» WORK INSTRUCTION:
From the first line of the entries below, reproduce everything exactly through the line with "Energies are counted", and nothing more.

*** Begin section ***

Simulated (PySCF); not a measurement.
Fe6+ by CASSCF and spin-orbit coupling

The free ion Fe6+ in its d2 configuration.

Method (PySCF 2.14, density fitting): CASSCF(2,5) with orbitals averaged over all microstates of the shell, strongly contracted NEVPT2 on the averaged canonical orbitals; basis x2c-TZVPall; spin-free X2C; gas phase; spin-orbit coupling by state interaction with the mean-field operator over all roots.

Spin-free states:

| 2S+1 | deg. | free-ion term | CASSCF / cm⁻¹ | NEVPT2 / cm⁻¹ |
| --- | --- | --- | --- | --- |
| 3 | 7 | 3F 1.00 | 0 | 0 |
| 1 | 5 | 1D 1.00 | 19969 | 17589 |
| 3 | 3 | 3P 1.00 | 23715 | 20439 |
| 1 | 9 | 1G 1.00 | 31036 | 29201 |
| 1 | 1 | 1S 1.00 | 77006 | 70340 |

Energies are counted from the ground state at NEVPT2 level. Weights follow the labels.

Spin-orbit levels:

*** End section ***

» EXERCISE RESPONSE:
Simulated (PySCF); not a measurement.
Fe6+ by CASSCF and spin-orbit coupling

The free ion Fe6+ in its d2 configuration.

Method (PySCF 2.14, density fitting): CASSCF(2,5) with orbitals averaged over all microstates of the shell, strongly contracted NEVPT2 on the averaged canonical orbitals; basis x2c-TZVPall; spin-free X2C; gas phase; spin-orbit coupling by state interaction with the mean-field operator over all roots.

Spin-free states:

| 2S+1 | deg. | free-ion term | CASSCF / cm⁻¹ | NEVPT2 / cm⁻¹ |
| --- | --- | --- | --- | --- |
| 3 | 7 | 3F 1.00 | 0 | 0 |
| 1 | 5 | 1D 1.00 | 19969 | 17589 |
| 3 | 3 | 3P 1.00 | 23715 | 20439 |
| 1 | 9 | 1G 1.00 | 31036 | 29201 |
| 1 | 1 | 1S 1.00 | 77006 | 70340 |

Energies are counted from the ground state at NEVPT2 level. Weights follow the labels.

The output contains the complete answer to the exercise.